- [SUPPLIED ENTRIES]:
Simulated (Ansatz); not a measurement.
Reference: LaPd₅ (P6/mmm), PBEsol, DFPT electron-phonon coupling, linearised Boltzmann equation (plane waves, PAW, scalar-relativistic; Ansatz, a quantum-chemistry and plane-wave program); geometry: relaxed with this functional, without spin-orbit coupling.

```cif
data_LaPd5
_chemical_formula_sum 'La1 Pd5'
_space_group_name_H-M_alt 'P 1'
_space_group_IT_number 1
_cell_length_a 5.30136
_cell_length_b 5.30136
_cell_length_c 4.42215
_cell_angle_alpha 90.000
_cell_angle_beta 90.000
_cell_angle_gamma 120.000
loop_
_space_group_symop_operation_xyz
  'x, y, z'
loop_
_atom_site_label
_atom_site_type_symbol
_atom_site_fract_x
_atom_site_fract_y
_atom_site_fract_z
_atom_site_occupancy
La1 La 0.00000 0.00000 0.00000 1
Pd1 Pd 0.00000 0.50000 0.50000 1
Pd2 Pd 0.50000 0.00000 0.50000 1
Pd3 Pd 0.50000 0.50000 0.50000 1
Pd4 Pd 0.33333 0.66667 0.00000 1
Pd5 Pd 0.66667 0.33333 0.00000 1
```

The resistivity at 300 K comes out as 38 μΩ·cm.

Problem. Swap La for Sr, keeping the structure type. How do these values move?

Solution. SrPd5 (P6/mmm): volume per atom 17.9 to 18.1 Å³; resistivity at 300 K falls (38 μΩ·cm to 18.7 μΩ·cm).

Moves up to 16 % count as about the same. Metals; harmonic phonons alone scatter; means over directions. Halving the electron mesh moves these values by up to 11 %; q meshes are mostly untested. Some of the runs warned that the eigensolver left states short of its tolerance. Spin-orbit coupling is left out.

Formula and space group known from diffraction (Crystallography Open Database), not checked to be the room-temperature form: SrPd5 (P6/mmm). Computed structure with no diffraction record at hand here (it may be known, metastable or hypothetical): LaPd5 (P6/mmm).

- [WORK INSTRUCTION]: Your task is to set down again, exactly, every line from the beginning of the listing through the line with "Moves up to".

- [ANSWER AREA]:
Simulated (Ansatz); not a measurement.
Reference: LaPd₅ (P6/mmm), PBEsol, DFPT electron-phonon coupling, linearised Boltzmann equation (plane waves, PAW, scalar-relativistic; Ansatz, a quantum-chemistry and plane-wave program); geometry: relaxed with this functional, without spin-orbit coupling.

```cif
data_LaPd5
_chemical_formula_sum 'La1 Pd5'
_space_group_name_H-M_alt 'P 1'
_space_group_IT_number 1
_cell_length_a 5.30136
_cell_length_b 5.30136
_cell_length_c 4.42215
_cell_angle_alpha 90.000
_cell_angle_beta 90.000
_cell_angle_gamma 120.000
loop_
_space_group_symop_operation_xyz
  'x, y, z'
loop_
_atom_site_label
_atom_site_type_symbol
_atom_site_fract_x
_atom_site_fract_y
_atom_site_fract_z
_atom_site_occupancy
La1 La 0.00000 0.00000 0.00000 1
Pd1 Pd 0.00000 0.50000 0.50000 1
Pd2 Pd 0.50000 0.00000 0.50000 1
Pd3 Pd 0.50000 0.50000 0.50000 1
Pd4 Pd 0.33333 0.66667 0.00000 1
Pd5 Pd 0.66667 0.33333 0.00000 1
```

The resistivity at 300 K comes out as 38 μΩ·cm.

Problem. Swap La for Sr, keeping the structure type. How do these values move?

Solution. SrPd5 (P6/mmm): volume per atom 17.9 to 18.1 Å³; resistivity at 300 K falls (38 μΩ·cm to 18.7 μΩ·cm).

Moves up to 16 % count as about the same. Metals; harmonic phonons alone scatter; means over directions. Halving the electron mesh moves these values by up to 11 %; q meshes are mostly untested. Some of the runs warned that the eigensolver left states short of its tolerance. Spin-orbit coupling is left out.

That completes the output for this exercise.